*** Begin section ***
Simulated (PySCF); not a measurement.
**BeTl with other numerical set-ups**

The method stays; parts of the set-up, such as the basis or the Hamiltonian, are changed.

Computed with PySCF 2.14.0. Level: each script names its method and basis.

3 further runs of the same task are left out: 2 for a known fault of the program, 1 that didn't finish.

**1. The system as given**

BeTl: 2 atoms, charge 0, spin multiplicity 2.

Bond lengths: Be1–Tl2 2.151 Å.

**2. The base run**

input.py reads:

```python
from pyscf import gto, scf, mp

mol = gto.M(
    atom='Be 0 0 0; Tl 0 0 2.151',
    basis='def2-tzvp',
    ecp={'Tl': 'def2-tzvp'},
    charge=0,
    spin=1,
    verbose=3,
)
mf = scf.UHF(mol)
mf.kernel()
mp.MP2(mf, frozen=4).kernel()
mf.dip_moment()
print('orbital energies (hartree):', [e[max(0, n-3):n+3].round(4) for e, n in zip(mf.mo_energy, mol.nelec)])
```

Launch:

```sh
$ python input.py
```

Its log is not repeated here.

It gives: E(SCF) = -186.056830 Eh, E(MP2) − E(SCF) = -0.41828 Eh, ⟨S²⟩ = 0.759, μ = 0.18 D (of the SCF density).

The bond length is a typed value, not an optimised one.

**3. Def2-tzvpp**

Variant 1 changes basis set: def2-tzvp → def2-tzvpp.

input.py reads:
*** End section ***

** WORK ORDER **
The required output is the set of lines from the first line of the data through the line that contains "Its log is not repeated here.", transcribed exactly.

** ANSWER BOX **
Simulated (PySCF); not a measurement.
**BeTl with other numerical set-ups**

The method stays; parts of the set-up, such as the basis or the Hamiltonian, are changed.

Computed with PySCF 2.14.0. Level: each script names its method and basis.

3 further runs of the same task are left out: 2 for a known fault of the program, 1 that didn't finish.

**1. The system as given**

BeTl: 2 atoms, charge 0, spin multiplicity 2.

Bond lengths: Be1–Tl2 2.151 Å.

**2. The base run**

input.py reads:

```python
from pyscf import gto, scf, mp

mol = gto.M(
    atom='Be 0 0 0; Tl 0 0 2.151',
    basis='def2-tzvp',
    ecp={'Tl': 'def2-tzvp'},
    charge=0,
    spin=1,
    verbose=3,
)
mf = scf.UHF(mol)
mf.kernel()
mp.MP2(mf, frozen=4).kernel()
mf.dip_moment()
print('orbital energies (hartree):', [e[max(0, n-3):n+3].round(4) for e, n in zip(mf.mo_energy, mol.nelec)])
```

Launch:

```sh
$ python input.py
```

Its log is not repeated here.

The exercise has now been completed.